**Recorded information**
::::

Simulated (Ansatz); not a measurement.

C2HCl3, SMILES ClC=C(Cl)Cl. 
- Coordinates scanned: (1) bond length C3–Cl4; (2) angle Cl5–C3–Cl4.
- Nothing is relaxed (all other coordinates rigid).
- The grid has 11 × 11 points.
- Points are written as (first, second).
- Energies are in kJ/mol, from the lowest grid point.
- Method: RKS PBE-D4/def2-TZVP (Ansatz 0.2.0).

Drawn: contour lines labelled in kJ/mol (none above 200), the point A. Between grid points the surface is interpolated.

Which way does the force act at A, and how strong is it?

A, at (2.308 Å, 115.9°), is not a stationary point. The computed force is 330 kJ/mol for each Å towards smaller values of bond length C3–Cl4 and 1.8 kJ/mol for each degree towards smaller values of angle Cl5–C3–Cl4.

::::

**Required action**
Within the data above, the lines from the one with "- Coordinates scanned: (1)" to the one with "Which way does" must be repeated exactly; no other line belongs in the answer.

**Expected answer**
- Coordinates scanned: (1) bond length C3–Cl4; (2) angle Cl5–C3–Cl4.
- Nothing is relaxed (all other coordinates rigid).
- The grid has 11 × 11 points.
- Points are written as (first, second).
- Energies are in kJ/mol, from the lowest grid point.
- Method: RKS PBE-D4/def2-TZVP (Ansatz 0.2.0).

Drawn: contour lines labelled in kJ/mol (none above 200), the point A. Between grid points the surface is interpolated.

Which way does the force act at A, and how strong is it?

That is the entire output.